# ENTRIES SHOWN:
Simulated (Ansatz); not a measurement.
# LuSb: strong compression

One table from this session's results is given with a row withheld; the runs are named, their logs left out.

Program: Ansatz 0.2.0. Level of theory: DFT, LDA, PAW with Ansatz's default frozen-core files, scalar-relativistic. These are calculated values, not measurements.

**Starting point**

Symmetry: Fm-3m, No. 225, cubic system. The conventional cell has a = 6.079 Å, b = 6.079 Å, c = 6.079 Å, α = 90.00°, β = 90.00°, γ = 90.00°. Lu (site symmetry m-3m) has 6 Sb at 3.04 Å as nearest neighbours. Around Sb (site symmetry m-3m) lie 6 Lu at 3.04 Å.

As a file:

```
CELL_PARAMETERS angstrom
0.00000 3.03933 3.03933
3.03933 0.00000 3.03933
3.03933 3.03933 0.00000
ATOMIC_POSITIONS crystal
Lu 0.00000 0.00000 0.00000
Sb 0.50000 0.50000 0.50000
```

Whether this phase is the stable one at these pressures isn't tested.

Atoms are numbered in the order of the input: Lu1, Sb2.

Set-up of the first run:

# WORK INSTRUCTION:
Every entry should be printed again exactly as it stands.

# EXERCISE SOLUTION:
Simulated (Ansatz); not a measurement.
# LuSb: strong compression

One table from this session's results is given with a row withheld; the runs are named, their logs left out.

Program: Ansatz 0.2.0. Level of theory: DFT, LDA, PAW with Ansatz's default frozen-core files, scalar-relativistic. These are calculated values, not measurements.

**Starting point**

Symmetry: Fm-3m, No. 225, cubic system. The conventional cell has a = 6.079 Å, b = 6.079 Å, c = 6.079 Å, α = 90.00°, β = 90.00°, γ = 90.00°. Lu (site symmetry m-3m) has 6 Sb at 3.04 Å as nearest neighbours. Around Sb (site symmetry m-3m) lie 6 Lu at 3.04 Å.

As a file:

```
CELL_PARAMETERS angstrom
0.00000 3.03933 3.03933
3.03933 0.00000 3.03933
3.03933 3.03933 0.00000
ATOMIC_POSITIONS crystal
Lu 0.00000 0.00000 0.00000
Sb 0.50000 0.50000 0.50000
```

Whether this phase is the stable one at these pressures isn't tested.

Atoms are numbered in the order of the input: Lu1, Sb2.

Set-up of the first run:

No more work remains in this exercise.